In the entries that follow, the first line to write out is the one containing "- Voigt–Reuss–Hill bulk modulus: 157 GPa", and the last is the one containing "Elastic constants are with the ions relaxed.". Reproduce that stretch exactly, with nothing before or after it.

══ Raw data ══

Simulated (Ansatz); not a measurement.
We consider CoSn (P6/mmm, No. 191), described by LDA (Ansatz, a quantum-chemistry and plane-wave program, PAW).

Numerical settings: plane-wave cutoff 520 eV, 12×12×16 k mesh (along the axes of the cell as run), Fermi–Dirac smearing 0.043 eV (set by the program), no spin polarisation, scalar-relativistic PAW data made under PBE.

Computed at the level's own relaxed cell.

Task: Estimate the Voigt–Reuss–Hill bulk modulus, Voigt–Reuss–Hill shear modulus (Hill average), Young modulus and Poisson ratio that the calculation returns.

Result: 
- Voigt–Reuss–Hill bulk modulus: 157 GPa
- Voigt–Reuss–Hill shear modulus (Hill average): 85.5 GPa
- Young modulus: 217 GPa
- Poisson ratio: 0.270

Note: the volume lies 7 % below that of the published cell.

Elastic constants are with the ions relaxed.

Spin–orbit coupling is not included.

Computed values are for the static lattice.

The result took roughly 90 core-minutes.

═══

#### Response box:
- Voigt–Reuss–Hill bulk modulus: 157 GPa
- Voigt–Reuss–Hill shear modulus (Hill average): 85.5 GPa
- Young modulus: 217 GPa
- Poisson ratio: 0.270

Note: the volume lies 7 % below that of the published cell.

Elastic constants are with the ions relaxed.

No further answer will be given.